- Assigned task
Set down exactly the lines of the listing below, please, beginning with the first and ending with the line that holds "ωB97M-D3(BJ)/def2-TZVP | 8.9 | +1.0 |".

- Extracted data
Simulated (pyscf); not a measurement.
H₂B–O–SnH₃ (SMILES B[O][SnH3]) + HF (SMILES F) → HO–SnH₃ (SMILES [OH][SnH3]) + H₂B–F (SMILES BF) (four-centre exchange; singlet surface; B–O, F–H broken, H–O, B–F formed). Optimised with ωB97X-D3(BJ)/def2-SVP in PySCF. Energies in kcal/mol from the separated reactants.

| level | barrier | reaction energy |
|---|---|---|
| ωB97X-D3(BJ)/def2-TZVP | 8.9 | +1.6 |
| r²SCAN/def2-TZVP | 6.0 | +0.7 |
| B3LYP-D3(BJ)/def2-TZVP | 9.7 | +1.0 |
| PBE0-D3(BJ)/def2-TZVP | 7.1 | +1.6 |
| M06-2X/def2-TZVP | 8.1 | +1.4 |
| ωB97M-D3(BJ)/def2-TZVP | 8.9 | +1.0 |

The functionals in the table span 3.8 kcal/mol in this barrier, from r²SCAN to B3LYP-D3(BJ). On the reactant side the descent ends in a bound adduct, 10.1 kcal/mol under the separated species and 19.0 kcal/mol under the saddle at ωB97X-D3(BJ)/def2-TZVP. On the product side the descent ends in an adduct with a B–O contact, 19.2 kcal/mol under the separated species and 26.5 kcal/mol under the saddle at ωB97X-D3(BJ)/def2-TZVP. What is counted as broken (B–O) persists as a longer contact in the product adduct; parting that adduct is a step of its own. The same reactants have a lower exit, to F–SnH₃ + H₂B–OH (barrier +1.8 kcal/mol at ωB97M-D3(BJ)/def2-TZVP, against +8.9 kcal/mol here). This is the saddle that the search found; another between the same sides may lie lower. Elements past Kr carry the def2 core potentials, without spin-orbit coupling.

- Response area
Simulated (pyscf); not a measurement.
H₂B–O–SnH₃ (SMILES B[O][SnH3]) + HF (SMILES F) → HO–SnH₃ (SMILES [OH][SnH3]) + H₂B–F (SMILES BF) (four-centre exchange; singlet surface; B–O, F–H broken, H–O, B–F formed). Optimised with ωB97X-D3(BJ)/def2-SVP in PySCF. Energies in kcal/mol from the separated reactants.

| level | barrier | reaction energy |
|---|---|---|
| ωB97X-D3(BJ)/def2-TZVP | 8.9 | +1.6 |
| r²SCAN/def2-TZVP | 6.0 | +0.7 |
| B3LYP-D3(BJ)/def2-TZVP | 9.7 | +1.0 |
| PBE0-D3(BJ)/def2-TZVP | 7.1 | +1.6 |
| M06-2X/def2-TZVP | 8.1 | +1.4 |
| ωB97M-D3(BJ)/def2-TZVP | 8.9 | +1.0 |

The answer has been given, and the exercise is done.